Information supplied Block Start

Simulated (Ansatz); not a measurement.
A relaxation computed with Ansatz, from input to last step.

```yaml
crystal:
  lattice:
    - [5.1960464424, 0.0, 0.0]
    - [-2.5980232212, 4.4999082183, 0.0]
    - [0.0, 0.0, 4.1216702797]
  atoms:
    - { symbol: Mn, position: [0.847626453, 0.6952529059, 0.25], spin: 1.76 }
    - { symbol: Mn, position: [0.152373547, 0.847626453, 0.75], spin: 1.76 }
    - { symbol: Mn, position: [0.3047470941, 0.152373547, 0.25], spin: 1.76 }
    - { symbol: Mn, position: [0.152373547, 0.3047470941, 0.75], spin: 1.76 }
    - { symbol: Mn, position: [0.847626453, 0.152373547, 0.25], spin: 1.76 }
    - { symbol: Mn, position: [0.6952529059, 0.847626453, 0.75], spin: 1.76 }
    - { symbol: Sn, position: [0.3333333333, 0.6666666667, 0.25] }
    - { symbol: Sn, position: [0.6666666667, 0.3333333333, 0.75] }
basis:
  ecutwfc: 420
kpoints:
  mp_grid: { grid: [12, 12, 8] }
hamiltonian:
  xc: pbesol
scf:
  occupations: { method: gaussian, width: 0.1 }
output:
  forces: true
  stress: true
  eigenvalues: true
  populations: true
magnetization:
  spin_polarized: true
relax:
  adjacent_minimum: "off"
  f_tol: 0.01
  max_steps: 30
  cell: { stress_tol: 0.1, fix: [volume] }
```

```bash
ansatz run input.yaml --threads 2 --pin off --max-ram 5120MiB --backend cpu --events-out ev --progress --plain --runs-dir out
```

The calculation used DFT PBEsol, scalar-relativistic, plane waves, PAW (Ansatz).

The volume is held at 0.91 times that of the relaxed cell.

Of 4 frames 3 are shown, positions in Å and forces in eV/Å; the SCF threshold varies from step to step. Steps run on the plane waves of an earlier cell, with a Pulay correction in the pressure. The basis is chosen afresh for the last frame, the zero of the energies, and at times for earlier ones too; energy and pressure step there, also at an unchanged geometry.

Information supplied Block End

## Required action
What do the lines above say from the one containing "The calculation used" down to the one containing "The volume is"? Return them exactly, both end lines included, and only them.

## Exercise result
The calculation used DFT PBEsol, scalar-relativistic, plane waves, PAW (Ansatz).

The volume is held at 0.91 times that of the relaxed cell.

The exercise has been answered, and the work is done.